*Information shown*
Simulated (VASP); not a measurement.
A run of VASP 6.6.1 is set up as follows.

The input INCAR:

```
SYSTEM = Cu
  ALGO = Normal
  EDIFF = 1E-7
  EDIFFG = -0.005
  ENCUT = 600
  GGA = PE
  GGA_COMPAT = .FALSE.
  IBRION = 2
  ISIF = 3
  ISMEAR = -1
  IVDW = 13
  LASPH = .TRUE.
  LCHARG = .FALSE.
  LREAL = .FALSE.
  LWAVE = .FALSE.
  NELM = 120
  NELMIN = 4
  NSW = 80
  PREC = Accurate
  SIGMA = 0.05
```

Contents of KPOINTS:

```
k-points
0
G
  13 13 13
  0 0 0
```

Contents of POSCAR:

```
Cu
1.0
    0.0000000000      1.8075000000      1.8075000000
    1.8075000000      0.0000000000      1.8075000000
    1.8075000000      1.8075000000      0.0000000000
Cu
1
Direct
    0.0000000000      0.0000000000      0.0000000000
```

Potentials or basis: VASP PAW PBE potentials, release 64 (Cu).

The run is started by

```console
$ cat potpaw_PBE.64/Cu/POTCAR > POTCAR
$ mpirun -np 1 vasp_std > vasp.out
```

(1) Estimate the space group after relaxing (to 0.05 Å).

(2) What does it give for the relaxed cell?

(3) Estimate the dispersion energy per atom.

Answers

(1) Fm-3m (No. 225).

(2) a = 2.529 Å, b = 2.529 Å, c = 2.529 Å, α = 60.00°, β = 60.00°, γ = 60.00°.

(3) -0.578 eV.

*Work item*
Above this instruction are the records; retype exactly the lines from the one containing "(2) What does it give for the relaxed cell?" up to and including the one containing "(2) a = 2.529".

*Exercise solution*
(2) What does it give for the relaxed cell?

(3) Estimate the dispersion energy per atom.

Answers

(1) Fm-3m (No. 225).

(2) a = 2.529 Å, b = 2.529 Å, c = 2.529 Å, α = 60.00°, β = 60.00°, γ = 60.00°.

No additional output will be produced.